# Task item
Please keep to the lines below from the one with "COSY cross peaks" through the one with "Carbons without hydrogens: δ 37.7.", and restate them word for word, ends included.

============================================================
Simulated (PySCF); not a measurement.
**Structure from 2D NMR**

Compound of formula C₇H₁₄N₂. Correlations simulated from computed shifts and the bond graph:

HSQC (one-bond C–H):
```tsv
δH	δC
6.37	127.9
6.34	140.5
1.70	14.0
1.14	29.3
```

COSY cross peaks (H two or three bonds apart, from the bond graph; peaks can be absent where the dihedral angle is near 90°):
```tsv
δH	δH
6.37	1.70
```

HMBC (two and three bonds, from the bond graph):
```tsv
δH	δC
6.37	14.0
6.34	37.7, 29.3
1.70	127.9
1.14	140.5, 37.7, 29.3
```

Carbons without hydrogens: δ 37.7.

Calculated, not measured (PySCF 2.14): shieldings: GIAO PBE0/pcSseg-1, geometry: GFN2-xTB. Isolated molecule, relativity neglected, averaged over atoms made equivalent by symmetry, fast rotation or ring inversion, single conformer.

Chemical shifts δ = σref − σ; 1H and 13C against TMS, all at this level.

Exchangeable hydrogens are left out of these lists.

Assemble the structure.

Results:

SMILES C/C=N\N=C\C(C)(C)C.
============================================================

# Answer space
COSY cross peaks (H two or three bonds apart, from the bond graph; peaks can be absent where the dihedral angle is near 90°):
```tsv
δH	δH
6.37	1.70
```

HMBC (two and three bonds, from the bond graph):
```tsv
δH	δC
6.37	14.0
6.34	37.7, 29.3
1.70	127.9
1.14	140.5, 37.7, 29.3
```

Carbons without hydrogens: δ 37.7.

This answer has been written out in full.